*Data for analysis*.
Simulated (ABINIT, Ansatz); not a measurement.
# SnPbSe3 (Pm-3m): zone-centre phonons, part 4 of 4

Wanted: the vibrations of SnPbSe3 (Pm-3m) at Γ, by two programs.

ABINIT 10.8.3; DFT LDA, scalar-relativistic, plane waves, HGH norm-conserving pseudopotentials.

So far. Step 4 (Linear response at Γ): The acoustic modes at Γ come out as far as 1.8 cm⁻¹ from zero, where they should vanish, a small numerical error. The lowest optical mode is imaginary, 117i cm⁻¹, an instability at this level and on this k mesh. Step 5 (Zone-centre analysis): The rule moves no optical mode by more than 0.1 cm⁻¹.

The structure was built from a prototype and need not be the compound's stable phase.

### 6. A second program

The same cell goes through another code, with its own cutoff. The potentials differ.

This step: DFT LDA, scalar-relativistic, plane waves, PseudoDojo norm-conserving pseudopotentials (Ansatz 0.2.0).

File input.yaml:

*Brief*. Please reproduce the whole listing exactly, omitting no line.

*Task response*.
Simulated (ABINIT, Ansatz); not a measurement.
# SnPbSe3 (Pm-3m): zone-centre phonons, part 4 of 4

Wanted: the vibrations of SnPbSe3 (Pm-3m) at Γ, by two programs.

ABINIT 10.8.3; DFT LDA, scalar-relativistic, plane waves, HGH norm-conserving pseudopotentials.

So far. Step 4 (Linear response at Γ): The acoustic modes at Γ come out as far as 1.8 cm⁻¹ from zero, where they should vanish, a small numerical error. The lowest optical mode is imaginary, 117i cm⁻¹, an instability at this level and on this k mesh. Step 5 (Zone-centre analysis): The rule moves no optical mode by more than 0.1 cm⁻¹.

The structure was built from a prototype and need not be the compound's stable phase.

### 6. A second program

The same cell goes through another code, with its own cutoff. The potentials differ.

This step: DFT LDA, scalar-relativistic, plane waves, PseudoDojo norm-conserving pseudopotentials (Ansatz 0.2.0).

File input.yaml:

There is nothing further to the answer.